# SUPPLIED INFORMATION
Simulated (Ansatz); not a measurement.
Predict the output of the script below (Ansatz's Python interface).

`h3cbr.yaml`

# REQUIRED ACTION
Each record above is to be reproduced word for word.

# WRITTEN REPLY
Simulated (Ansatz); not a measurement.
Predict the output of the script below (Ansatz's Python interface).

`h3cbr.yaml`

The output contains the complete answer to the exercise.